Only the lines from the first line of the material below to the line containing "correction | no |", inclusive, should be copied, each exactly as written.

Information:

########################################

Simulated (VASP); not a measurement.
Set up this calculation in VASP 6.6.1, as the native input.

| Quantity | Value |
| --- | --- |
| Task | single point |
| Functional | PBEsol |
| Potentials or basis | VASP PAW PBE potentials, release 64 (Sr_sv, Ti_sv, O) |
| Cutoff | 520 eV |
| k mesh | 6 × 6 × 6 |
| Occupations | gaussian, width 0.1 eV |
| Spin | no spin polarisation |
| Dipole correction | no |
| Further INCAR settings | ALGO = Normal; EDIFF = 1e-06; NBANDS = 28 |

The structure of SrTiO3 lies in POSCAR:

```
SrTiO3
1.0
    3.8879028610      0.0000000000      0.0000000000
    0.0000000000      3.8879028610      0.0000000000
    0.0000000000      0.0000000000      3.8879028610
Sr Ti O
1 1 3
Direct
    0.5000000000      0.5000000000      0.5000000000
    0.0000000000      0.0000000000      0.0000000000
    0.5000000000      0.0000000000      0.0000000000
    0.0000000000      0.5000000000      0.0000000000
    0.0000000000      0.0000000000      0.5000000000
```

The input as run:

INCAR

########################################

Written response:
Simulated (VASP); not a measurement.
Set up this calculation in VASP 6.6.1, as the native input.

| Quantity | Value |
| --- | --- |
| Task | single point |
| Functional | PBEsol |
| Potentials or basis | VASP PAW PBE potentials, release 64 (Sr_sv, Ti_sv, O) |
| Cutoff | 520 eV |
| k mesh | 6 × 6 × 6 |
| Occupations | gaussian, width 0.1 eV |
| Spin | no spin polarisation |
| Dipole correction | no |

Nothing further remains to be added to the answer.